(TASK ITEM) Nothing beyond the line containing "Run time: 15" should be printed; print each line exactly from the first line of the listing below through it.

============================================================

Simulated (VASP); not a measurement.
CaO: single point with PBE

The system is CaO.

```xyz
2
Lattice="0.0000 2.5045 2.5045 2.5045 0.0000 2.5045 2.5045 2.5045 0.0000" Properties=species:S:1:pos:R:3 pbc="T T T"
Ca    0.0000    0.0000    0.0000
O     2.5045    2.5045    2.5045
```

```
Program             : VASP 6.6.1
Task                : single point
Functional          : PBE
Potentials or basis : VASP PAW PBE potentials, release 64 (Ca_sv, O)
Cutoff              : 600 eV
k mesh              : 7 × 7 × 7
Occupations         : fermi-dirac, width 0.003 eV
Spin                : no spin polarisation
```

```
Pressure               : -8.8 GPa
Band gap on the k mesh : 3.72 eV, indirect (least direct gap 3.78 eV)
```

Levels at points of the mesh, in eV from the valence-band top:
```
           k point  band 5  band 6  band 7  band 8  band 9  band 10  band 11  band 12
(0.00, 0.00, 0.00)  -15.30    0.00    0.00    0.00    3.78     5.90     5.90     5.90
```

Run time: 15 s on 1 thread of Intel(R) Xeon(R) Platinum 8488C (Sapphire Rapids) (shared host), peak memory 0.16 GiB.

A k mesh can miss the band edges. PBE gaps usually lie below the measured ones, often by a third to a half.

============================================================

(TASK ANSWER)
Simulated (VASP); not a measurement.
CaO: single point with PBE

The system is CaO.

```xyz
2
Lattice="0.0000 2.5045 2.5045 2.5045 0.0000 2.5045 2.5045 2.5045 0.0000" Properties=species:S:1:pos:R:3 pbc="T T T"
Ca    0.0000    0.0000    0.0000
O     2.5045    2.5045    2.5045
```

```
Program             : VASP 6.6.1
Task                : single point
Functional          : PBE
Potentials or basis : VASP PAW PBE potentials, release 64 (Ca_sv, O)
Cutoff              : 600 eV
k mesh              : 7 × 7 × 7
Occupations         : fermi-dirac, width 0.003 eV
Spin                : no spin polarisation
```

```
Pressure               : -8.8 GPa
Band gap on the k mesh : 3.72 eV, indirect (least direct gap 3.78 eV)
```

Levels at points of the mesh, in eV from the valence-band top:
```
           k point  band 5  band 6  band 7  band 8  band 9  band 10  band 11  band 12
(0.00, 0.00, 0.00)  -15.30    0.00    0.00    0.00    3.78     5.90     5.90     5.90
```

Run time: 15 s on 1 thread of Intel(R) Xeon(R) Platinum 8488C (Sapphire Rapids) (shared host), peak memory 0.16 GiB.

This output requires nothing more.